[[ Given information, beginning ]]

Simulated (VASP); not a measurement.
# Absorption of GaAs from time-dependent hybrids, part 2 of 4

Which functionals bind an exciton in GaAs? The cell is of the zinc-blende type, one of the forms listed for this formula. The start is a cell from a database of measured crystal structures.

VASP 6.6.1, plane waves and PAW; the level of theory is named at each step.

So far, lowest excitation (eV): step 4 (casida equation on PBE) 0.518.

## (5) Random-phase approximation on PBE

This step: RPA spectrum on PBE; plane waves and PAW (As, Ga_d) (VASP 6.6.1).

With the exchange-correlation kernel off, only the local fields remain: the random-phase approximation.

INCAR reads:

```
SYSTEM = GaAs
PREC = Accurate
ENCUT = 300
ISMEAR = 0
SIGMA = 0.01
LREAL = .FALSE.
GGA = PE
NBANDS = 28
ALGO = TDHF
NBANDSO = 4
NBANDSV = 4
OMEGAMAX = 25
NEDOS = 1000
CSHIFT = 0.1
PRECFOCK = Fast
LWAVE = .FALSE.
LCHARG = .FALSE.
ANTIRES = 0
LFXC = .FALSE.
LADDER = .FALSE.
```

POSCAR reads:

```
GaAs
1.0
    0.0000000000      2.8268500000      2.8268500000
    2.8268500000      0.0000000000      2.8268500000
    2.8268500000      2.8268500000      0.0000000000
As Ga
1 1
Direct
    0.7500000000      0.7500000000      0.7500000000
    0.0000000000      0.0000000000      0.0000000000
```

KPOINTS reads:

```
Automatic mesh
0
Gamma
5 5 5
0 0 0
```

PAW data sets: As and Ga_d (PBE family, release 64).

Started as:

[[ Given information, end ]]

▶ **Task item**:
Your task is to transcribe, with no changes, only the lines of the listing above that lie between the line holding "Which functionals bind" and the line holding "This step: RPA", inclusive.

▶ **Exercise answer**:
Which functionals bind an exciton in GaAs? The cell is of the zinc-blende type, one of the forms listed for this formula. The start is a cell from a database of measured crystal structures.

VASP 6.6.1, plane waves and PAW; the level of theory is named at each step.

So far, lowest excitation (eV): step 4 (casida equation on PBE) 0.518.

## (5) Random-phase approximation on PBE

This step: RPA spectrum on PBE; plane waves and PAW (As, Ga_d) (VASP 6.6.1).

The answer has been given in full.